START Extracted information
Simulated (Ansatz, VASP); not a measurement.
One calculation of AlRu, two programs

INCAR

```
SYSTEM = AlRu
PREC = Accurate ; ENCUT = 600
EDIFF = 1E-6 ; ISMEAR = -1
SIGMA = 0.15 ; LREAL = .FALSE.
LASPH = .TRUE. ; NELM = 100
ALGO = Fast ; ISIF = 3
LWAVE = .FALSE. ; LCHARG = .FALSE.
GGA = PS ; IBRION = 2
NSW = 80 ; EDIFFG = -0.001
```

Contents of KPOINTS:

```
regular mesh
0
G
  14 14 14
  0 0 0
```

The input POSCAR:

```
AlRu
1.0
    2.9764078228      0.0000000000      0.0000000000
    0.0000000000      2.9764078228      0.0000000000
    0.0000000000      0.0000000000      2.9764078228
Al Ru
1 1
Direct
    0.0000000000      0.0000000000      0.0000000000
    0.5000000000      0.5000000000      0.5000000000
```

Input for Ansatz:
END Extracted information

Exercise: Give back the whole listing above, identical in every line.

Response area:
Simulated (Ansatz, VASP); not a measurement.
One calculation of AlRu, two programs

INCAR

```
SYSTEM = AlRu
PREC = Accurate ; ENCUT = 600
EDIFF = 1E-6 ; ISMEAR = -1
SIGMA = 0.15 ; LREAL = .FALSE.
LASPH = .TRUE. ; NELM = 100
ALGO = Fast ; ISIF = 3
LWAVE = .FALSE. ; LCHARG = .FALSE.
GGA = PS ; IBRION = 2
NSW = 80 ; EDIFFG = -0.001
```

Contents of KPOINTS:

```
regular mesh
0
G
  14 14 14
  0 0 0
```

The input POSCAR:

```
AlRu
1.0
    2.9764078228      0.0000000000      0.0000000000
    0.0000000000      2.9764078228      0.0000000000
    0.0000000000      0.0000000000      2.9764078228
Al Ru
1 1
Direct
    0.0000000000      0.0000000000      0.0000000000
    0.5000000000      0.5000000000      0.5000000000
```

Input for Ansatz:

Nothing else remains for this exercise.